* **Work order**:
Lines from the line with "This isn't the" to the line with "Item | Value |" in the entries below, and only those, must be output exactly, with both ends included.

────────────────
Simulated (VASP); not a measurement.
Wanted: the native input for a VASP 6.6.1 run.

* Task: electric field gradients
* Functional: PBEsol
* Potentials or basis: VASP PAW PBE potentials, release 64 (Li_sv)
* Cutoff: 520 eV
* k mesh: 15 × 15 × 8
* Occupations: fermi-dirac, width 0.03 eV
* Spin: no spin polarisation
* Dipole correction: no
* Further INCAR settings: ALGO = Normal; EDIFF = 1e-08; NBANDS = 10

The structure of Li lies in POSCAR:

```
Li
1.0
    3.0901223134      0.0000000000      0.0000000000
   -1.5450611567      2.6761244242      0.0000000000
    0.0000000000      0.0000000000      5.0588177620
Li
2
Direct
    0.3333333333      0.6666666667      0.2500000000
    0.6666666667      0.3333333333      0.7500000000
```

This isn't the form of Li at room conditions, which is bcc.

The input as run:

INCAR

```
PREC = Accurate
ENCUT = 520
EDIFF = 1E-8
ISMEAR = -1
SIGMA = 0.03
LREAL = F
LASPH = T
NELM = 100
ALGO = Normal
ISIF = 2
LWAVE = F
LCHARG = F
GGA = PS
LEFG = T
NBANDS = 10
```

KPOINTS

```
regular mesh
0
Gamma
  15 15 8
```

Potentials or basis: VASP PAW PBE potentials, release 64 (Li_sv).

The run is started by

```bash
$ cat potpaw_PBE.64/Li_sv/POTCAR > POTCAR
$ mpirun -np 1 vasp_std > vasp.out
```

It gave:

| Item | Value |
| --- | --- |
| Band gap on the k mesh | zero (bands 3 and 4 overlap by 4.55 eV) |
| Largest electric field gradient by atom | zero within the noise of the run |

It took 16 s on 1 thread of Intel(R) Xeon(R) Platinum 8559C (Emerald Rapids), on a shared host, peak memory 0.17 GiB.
────────────────

* **Exercise answer**:
This isn't the form of Li at room conditions, which is bcc.

The input as run:

INCAR

```
PREC = Accurate
ENCUT = 520
EDIFF = 1E-8
ISMEAR = -1
SIGMA = 0.03
LREAL = F
LASPH = T
NELM = 100
ALGO = Normal
ISIF = 2
LWAVE = F
LCHARG = F
GGA = PS
LEFG = T
NBANDS = 10
```

KPOINTS

```
regular mesh
0
Gamma
  15 15 8
```

Potentials or basis: VASP PAW PBE potentials, release 64 (Li_sv).

The run is started by

```bash
$ cat potpaw_PBE.64/Li_sv/POTCAR > POTCAR
$ mpirun -np 1 vasp_std > vasp.out
```

It gave:

| Item | Value |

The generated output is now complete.